= = = = =

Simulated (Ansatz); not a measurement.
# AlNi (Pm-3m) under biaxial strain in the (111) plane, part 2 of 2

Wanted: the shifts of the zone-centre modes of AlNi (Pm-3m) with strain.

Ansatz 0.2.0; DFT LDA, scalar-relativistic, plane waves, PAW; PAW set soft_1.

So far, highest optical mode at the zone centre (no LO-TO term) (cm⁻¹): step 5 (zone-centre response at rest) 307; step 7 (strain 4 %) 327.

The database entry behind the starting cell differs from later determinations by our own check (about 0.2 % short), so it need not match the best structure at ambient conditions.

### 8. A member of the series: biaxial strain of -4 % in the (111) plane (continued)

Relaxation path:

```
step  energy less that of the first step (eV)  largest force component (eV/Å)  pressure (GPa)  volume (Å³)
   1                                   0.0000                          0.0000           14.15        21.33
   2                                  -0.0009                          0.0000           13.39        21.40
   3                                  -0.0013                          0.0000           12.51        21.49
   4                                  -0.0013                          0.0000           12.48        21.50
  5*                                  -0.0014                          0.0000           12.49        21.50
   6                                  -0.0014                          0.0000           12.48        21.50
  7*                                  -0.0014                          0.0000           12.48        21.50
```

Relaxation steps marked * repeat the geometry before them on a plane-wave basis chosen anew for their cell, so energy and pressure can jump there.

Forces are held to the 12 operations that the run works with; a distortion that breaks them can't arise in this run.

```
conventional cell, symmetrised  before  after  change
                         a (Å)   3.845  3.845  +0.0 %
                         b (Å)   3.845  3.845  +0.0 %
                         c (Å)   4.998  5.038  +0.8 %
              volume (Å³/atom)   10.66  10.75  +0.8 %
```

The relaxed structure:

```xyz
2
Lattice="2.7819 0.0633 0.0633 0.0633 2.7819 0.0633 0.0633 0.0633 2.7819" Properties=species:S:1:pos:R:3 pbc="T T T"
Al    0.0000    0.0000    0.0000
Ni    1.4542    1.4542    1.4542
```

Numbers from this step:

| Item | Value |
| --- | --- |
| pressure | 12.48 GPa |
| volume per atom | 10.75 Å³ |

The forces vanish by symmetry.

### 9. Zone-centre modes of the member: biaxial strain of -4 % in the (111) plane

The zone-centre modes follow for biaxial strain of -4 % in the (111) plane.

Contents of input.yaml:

= = = = =

Set down precisely the lines above between the line holding "### 9. Zone-centre" and the line holding "The zone-centre modes follow", inclusive, and nothing beyond them.

### 9. Zone-centre modes of the member: biaxial strain of -4 % in the (111) plane

The zone-centre modes follow for biaxial strain of -4 % in the (111) plane.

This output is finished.